▸ Study material:
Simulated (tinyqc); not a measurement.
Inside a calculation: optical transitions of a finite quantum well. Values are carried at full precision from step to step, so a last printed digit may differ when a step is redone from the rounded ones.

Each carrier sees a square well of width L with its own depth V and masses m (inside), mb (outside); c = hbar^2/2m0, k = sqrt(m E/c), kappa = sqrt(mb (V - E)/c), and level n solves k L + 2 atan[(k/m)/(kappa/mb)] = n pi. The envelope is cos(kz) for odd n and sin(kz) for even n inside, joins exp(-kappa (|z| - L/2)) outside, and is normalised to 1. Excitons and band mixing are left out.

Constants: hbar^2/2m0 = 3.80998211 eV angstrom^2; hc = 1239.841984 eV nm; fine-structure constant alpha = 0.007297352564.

▸ Work order: Return all the data exactly as given.

▸ Result:
Simulated (tinyqc); not a measurement.
Inside a calculation: optical transitions of a finite quantum well. Values are carried at full precision from step to step, so a last printed digit may differ when a step is redone from the rounded ones.

Each carrier sees a square well of width L with its own depth V and masses m (inside), mb (outside); c = hbar^2/2m0, k = sqrt(m E/c), kappa = sqrt(mb (V - E)/c), and level n solves k L + 2 atan[(k/m)/(kappa/mb)] = n pi. The envelope is cos(kz) for odd n and sin(kz) for even n inside, joins exp(-kappa (|z| - L/2)) outside, and is normalised to 1. Excitons and band mixing are left out.

Constants: hbar^2/2m0 = 3.80998211 eV angstrom^2; hc = 1239.841984 eV nm; fine-structure constant alpha = 0.007297352564.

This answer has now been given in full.